| Work task |
Stop after the line with "(1) Is the gap"; until then, please copy every line of the records word for word from the first.

| Information supplied |
+---+

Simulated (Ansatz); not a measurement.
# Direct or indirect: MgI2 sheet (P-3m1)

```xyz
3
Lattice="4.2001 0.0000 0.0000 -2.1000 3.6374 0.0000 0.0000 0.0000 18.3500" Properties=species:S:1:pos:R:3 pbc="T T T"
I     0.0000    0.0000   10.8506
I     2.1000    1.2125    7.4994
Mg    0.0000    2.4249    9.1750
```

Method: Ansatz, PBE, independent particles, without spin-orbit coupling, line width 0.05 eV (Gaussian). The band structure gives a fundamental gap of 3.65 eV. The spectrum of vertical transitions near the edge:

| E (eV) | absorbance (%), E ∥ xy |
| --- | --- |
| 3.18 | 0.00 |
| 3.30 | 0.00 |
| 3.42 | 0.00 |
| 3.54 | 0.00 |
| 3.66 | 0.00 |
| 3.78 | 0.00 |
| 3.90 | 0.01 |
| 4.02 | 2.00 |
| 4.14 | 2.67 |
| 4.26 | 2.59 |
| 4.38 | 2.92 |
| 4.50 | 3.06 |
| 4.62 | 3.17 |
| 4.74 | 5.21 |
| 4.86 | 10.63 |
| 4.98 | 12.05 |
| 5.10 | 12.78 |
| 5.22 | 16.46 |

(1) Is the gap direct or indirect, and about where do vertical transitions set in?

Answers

+---+

| Task response |
Simulated (Ansatz); not a measurement.
# Direct or indirect: MgI2 sheet (P-3m1)

```xyz
3
Lattice="4.2001 0.0000 0.0000 -2.1000 3.6374 0.0000 0.0000 0.0000 18.3500" Properties=species:S:1:pos:R:3 pbc="T T T"
I     0.0000    0.0000   10.8506
I     2.1000    1.2125    7.4994
Mg    0.0000    2.4249    9.1750
```

Method: Ansatz, PBE, independent particles, without spin-orbit coupling, line width 0.05 eV (Gaussian). The band structure gives a fundamental gap of 3.65 eV. The spectrum of vertical transitions near the edge:

| E (eV) | absorbance (%), E ∥ xy |
| --- | --- |
| 3.18 | 0.00 |
| 3.30 | 0.00 |
| 3.42 | 0.00 |
| 3.54 | 0.00 |
| 3.66 | 0.00 |
| 3.78 | 0.00 |
| 3.90 | 0.01 |
| 4.02 | 2.00 |
| 4.14 | 2.67 |
| 4.26 | 2.59 |
| 4.38 | 2.92 |
| 4.50 | 3.06 |
| 4.62 | 3.17 |
| 4.74 | 5.21 |
| 4.86 | 10.63 |
| 4.98 | 12.05 |
| 5.10 | 12.78 |
| 5.22 | 16.46 |

(1) Is the gap direct or indirect, and about where do vertical transitions set in?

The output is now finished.